Work order. Write out each record a second time, exactly.

[[ Data shown, beginning ]]
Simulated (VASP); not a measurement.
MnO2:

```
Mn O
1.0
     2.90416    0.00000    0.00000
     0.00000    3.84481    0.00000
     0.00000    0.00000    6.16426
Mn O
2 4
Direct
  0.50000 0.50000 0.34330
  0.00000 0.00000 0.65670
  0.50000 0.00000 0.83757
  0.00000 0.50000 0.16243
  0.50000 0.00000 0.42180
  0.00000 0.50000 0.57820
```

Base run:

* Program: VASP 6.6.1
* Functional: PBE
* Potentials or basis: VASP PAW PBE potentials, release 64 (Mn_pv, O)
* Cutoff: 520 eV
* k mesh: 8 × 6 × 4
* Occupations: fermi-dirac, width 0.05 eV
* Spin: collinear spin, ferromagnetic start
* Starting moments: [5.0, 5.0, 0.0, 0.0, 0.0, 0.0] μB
[[ Data shown, end ]]

Written reply.
Simulated (VASP); not a measurement.
MnO2:

```
Mn O
1.0
     2.90416    0.00000    0.00000
     0.00000    3.84481    0.00000
     0.00000    0.00000    6.16426
Mn O
2 4
Direct
  0.50000 0.50000 0.34330
  0.00000 0.00000 0.65670
  0.50000 0.00000 0.83757
  0.00000 0.50000 0.16243
  0.50000 0.00000 0.42180
  0.00000 0.50000 0.57820
```

Base run:

* Program: VASP 6.6.1
* Functional: PBE
* Potentials or basis: VASP PAW PBE potentials, release 64 (Mn_pv, O)
* Cutoff: 520 eV
* k mesh: 8 × 6 × 4
* Occupations: fermi-dirac, width 0.05 eV
* Spin: collinear spin, ferromagnetic start
* Starting moments: [5.0, 5.0, 0.0, 0.0, 0.0, 0.0] μB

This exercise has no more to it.